* **Provided material**
--- START ---
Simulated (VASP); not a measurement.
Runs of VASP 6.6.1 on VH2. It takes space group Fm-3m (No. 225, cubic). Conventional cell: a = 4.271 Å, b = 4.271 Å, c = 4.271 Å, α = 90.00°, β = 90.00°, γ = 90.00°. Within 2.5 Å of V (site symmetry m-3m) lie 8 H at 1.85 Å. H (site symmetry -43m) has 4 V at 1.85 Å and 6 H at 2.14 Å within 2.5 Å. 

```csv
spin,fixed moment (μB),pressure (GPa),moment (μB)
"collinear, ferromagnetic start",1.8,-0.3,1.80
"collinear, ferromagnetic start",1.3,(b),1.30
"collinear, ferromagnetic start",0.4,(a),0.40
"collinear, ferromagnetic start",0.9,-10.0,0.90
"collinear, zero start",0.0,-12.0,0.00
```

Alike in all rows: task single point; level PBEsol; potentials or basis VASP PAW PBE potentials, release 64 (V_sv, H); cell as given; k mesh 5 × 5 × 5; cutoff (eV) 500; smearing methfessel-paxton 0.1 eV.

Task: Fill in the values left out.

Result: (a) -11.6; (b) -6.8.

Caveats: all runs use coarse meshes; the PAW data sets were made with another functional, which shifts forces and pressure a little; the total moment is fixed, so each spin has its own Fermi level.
--- END ---

* **Requirement**
Could you transcribe the entries above word for word, from the line with "Task: Fill in the values left out." down to the line with "Result: (a) -11.6; (b) -6.8.", keeping both?

* **Task solution**
Task: Fill in the values left out.

Result: (a) -11.6; (b) -6.8.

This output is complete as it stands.